#### WORK ORDER
Copy exactly the lines of the material below that run from the one containing "Runs of VASP" through the one containing "Alike in all". Copy no other lines.

#### SUPPLIED MATERIAL
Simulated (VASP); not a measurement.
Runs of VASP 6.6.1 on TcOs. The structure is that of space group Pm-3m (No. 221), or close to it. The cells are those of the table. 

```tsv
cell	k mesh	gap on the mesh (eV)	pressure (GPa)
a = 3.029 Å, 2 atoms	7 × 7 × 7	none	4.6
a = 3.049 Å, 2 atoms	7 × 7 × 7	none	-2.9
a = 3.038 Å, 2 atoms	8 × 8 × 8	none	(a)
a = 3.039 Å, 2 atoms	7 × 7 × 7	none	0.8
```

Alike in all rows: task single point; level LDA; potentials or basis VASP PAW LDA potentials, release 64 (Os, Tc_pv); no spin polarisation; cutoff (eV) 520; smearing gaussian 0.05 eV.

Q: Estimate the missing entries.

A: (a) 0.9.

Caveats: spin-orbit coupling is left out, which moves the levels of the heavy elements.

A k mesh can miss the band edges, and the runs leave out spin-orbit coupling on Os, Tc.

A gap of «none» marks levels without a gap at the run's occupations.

#### TASK ANSWER
Runs of VASP 6.6.1 on TcOs. The structure is that of space group Pm-3m (No. 221), or close to it. The cells are those of the table. 

```tsv
cell	k mesh	gap on the mesh (eV)	pressure (GPa)
a = 3.029 Å, 2 atoms	7 × 7 × 7	none	4.6
a = 3.049 Å, 2 atoms	7 × 7 × 7	none	-2.9
a = 3.038 Å, 2 atoms	8 × 8 × 8	none	(a)
a = 3.039 Å, 2 atoms	7 × 7 × 7	none	0.8
```

Alike in all rows: task single point; level LDA; potentials or basis VASP PAW LDA potentials, release 64 (Os, Tc_pv); no spin polarisation; cutoff (eV) 520; smearing gaussian 0.05 eV.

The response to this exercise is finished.